** Opening Listed records block **

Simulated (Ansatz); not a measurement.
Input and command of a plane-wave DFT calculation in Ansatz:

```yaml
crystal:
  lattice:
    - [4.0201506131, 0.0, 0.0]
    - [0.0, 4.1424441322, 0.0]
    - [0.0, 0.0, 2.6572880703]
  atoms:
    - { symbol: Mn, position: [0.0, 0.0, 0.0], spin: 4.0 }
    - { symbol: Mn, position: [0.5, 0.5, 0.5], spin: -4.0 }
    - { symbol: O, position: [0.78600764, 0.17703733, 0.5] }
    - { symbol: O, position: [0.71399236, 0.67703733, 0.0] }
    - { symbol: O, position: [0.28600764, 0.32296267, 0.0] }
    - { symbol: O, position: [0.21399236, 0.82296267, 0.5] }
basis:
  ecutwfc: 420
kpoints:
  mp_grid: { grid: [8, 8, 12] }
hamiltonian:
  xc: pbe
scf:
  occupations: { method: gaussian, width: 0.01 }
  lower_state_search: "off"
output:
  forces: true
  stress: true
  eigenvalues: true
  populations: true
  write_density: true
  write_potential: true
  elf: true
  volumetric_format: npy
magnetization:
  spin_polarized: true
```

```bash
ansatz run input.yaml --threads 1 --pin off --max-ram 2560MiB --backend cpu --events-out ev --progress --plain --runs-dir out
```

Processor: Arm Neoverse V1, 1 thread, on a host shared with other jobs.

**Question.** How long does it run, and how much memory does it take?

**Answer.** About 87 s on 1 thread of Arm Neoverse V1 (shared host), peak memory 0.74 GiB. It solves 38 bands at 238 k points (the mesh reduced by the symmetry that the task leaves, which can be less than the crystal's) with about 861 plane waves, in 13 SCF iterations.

** Closing Listed records block **

== Assignment ==
Retype the records above exactly, from their first line through the line that contains "does it take?", and stop there.

== Expected answer ==
Simulated (Ansatz); not a measurement.
Input and command of a plane-wave DFT calculation in Ansatz:

```yaml
crystal:
  lattice:
    - [4.0201506131, 0.0, 0.0]
    - [0.0, 4.1424441322, 0.0]
    - [0.0, 0.0, 2.6572880703]
  atoms:
    - { symbol: Mn, position: [0.0, 0.0, 0.0], spin: 4.0 }
    - { symbol: Mn, position: [0.5, 0.5, 0.5], spin: -4.0 }
    - { symbol: O, position: [0.78600764, 0.17703733, 0.5] }
    - { symbol: O, position: [0.71399236, 0.67703733, 0.0] }
    - { symbol: O, position: [0.28600764, 0.32296267, 0.0] }
    - { symbol: O, position: [0.21399236, 0.82296267, 0.5] }
basis:
  ecutwfc: 420
kpoints:
  mp_grid: { grid: [8, 8, 12] }
hamiltonian:
  xc: pbe
scf:
  occupations: { method: gaussian, width: 0.01 }
  lower_state_search: "off"
output:
  forces: true
  stress: true
  eigenvalues: true
  populations: true
  write_density: true
  write_potential: true
  elf: true
  volumetric_format: npy
magnetization:
  spin_polarized: true
```

```bash
ansatz run input.yaml --threads 1 --pin off --max-ram 2560MiB --backend cpu --events-out ev --progress --plain --runs-dir out
```

Processor: Arm Neoverse V1, 1 thread, on a host shared with other jobs.

**Question.** How long does it run, and how much memory does it take?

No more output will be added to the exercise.